Write out exactly the lines from the start of the entries through the one that contains "Aim: the low", including both.

☆ ☆ ☆
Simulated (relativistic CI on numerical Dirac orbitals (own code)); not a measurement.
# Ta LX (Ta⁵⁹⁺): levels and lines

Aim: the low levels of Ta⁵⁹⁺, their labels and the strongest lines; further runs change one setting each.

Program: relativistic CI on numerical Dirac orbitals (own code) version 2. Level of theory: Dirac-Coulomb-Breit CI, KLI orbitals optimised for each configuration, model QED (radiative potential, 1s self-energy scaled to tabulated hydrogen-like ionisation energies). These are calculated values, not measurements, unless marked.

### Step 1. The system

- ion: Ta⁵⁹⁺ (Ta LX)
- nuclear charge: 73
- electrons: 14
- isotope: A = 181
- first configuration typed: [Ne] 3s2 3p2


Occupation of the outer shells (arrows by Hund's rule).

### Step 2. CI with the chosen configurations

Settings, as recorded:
☆ ☆ ☆

▶ [Reply]
Simulated (relativistic CI on numerical Dirac orbitals (own code)); not a measurement.
# Ta LX (Ta⁵⁹⁺): levels and lines

Aim: the low levels of Ta⁵⁹⁺, their labels and the strongest lines; further runs change one setting each.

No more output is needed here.